→ Work instruction:
Extract each line of the data below exactly as written.

→ Data provided:
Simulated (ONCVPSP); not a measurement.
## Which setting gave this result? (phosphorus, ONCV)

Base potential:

→ Answer space:
Simulated (ONCVPSP); not a measurement.
## Which setting gave this result? (phosphorus, ONCV)

Base potential:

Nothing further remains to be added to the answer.